═══
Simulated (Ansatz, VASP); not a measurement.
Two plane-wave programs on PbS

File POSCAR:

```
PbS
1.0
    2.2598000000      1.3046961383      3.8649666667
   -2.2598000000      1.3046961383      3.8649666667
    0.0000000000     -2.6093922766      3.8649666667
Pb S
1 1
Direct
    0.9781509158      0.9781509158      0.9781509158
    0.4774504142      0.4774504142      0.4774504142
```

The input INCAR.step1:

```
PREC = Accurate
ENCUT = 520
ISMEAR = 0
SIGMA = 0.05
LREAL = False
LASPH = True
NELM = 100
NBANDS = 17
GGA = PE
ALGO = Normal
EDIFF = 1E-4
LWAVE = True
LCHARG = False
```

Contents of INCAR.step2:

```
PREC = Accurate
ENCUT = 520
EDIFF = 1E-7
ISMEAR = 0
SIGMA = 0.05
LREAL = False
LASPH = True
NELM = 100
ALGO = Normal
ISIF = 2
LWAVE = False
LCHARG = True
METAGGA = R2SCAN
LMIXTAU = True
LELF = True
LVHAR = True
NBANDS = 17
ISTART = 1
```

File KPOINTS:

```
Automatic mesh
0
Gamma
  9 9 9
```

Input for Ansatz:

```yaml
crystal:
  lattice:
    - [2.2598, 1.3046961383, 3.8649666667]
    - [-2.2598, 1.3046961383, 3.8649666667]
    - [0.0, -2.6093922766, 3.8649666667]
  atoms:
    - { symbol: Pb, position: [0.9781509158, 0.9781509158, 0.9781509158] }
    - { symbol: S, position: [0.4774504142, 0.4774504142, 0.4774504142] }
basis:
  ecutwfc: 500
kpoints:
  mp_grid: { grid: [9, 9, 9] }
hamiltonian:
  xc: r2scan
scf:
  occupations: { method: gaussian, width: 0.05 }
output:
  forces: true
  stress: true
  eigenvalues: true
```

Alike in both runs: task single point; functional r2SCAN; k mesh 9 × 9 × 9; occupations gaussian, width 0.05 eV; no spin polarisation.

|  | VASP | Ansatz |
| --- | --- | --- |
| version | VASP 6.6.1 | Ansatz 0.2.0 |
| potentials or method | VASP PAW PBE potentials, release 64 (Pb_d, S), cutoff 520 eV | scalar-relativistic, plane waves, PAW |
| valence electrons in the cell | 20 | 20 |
═══

● **Work order**: From the records above, quote only the lines running from the line with "VASP | Ansatz |" to the line with "waves, PAW |", both lines included.

● **Written answer**:
|  | VASP | Ansatz |
| --- | --- | --- |
| version | VASP 6.6.1 | Ansatz 0.2.0 |
| potentials or method | VASP PAW PBE potentials, release 64 (Pb_d, S), cutoff 520 eV | scalar-relativistic, plane waves, PAW |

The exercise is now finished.